| Records supplied |
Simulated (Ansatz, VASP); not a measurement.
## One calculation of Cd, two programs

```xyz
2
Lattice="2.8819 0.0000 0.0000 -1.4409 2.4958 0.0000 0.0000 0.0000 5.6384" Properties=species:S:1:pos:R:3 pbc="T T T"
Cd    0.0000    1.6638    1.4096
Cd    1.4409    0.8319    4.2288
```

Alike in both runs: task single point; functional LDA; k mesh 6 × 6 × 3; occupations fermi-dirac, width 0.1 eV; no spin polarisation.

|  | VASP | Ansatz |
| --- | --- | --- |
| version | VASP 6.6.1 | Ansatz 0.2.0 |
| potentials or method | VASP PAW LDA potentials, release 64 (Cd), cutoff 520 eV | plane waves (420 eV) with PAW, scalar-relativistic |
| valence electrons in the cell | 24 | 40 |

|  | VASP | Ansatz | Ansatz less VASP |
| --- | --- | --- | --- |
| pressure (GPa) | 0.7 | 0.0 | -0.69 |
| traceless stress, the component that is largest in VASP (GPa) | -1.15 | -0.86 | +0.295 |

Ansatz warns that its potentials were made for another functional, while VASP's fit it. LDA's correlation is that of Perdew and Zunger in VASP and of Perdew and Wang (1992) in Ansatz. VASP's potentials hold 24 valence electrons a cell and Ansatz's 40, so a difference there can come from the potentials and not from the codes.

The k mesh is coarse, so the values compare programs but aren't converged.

| Work item |
Each line above from the one with "less VASP |" up to and including the one with "Ansatz warns that" must be set down exactly, and no line outside that span may appear.

| Task output |
|  | VASP | Ansatz | Ansatz less VASP |
| --- | --- | --- | --- |
| pressure (GPa) | 0.7 | 0.0 | -0.69 |
| traceless stress, the component that is largest in VASP (GPa) | -1.15 | -0.86 | +0.295 |

Ansatz warns that its potentials were made for another functional, while VASP's fit it. LDA's correlation is that of Perdew and Zunger in VASP and of Perdew and Wang (1992) in Ansatz. VASP's potentials hold 24 valence electrons a cell and Ansatz's 40, so a difference there can come from the potentials and not from the codes.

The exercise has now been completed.